------

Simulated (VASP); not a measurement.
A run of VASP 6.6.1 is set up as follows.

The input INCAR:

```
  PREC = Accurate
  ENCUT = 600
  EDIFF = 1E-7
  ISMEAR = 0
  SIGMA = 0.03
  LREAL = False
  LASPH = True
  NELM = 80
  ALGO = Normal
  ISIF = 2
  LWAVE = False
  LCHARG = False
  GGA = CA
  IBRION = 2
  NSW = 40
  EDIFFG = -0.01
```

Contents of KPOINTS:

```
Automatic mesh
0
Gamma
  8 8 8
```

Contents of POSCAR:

------

### Task item
Please give back all of the data exactly as it appears.

### Problem solution
Simulated (VASP); not a measurement.
A run of VASP 6.6.1 is set up as follows.

The input INCAR:

```
  PREC = Accurate
  ENCUT = 600
  EDIFF = 1E-7
  ISMEAR = 0
  SIGMA = 0.03
  LREAL = False
  LASPH = True
  NELM = 80
  ALGO = Normal
  ISIF = 2
  LWAVE = False
  LCHARG = False
  GGA = CA
  IBRION = 2
  NSW = 40
  EDIFFG = -0.01
```

Contents of KPOINTS:

```
Automatic mesh
0
Gamma
  8 8 8
```

Contents of POSCAR:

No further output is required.